> [Required action]
Please retype the material beneath this task exactly, starting with its first line and finishing with the line containing "The cell is".

::::::::::
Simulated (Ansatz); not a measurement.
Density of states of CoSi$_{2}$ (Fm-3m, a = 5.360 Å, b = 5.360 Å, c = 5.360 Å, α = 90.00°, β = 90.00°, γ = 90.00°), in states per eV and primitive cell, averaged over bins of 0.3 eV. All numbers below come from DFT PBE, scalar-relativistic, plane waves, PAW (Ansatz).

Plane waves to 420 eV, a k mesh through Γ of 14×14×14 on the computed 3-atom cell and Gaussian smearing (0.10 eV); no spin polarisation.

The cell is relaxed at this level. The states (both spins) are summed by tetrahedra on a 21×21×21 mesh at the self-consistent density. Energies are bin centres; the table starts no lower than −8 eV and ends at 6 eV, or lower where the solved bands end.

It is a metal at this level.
::::::::::

> [Response]
Simulated (Ansatz); not a measurement.
Density of states of CoSi$_{2}$ (Fm-3m, a = 5.360 Å, b = 5.360 Å, c = 5.360 Å, α = 90.00°, β = 90.00°, γ = 90.00°), in states per eV and primitive cell, averaged over bins of 0.3 eV. All numbers below come from DFT PBE, scalar-relativistic, plane waves, PAW (Ansatz).

Plane waves to 420 eV, a k mesh through Γ of 14×14×14 on the computed 3-atom cell and Gaussian smearing (0.10 eV); no spin polarisation.

The cell is relaxed at this level. The states (both spins) are summed by tetrahedra on a 21×21×21 mesh at the self-consistent density. Energies are bin centres; the table starts no lower than −8 eV and ends at 6 eV, or lower where the solved bands end.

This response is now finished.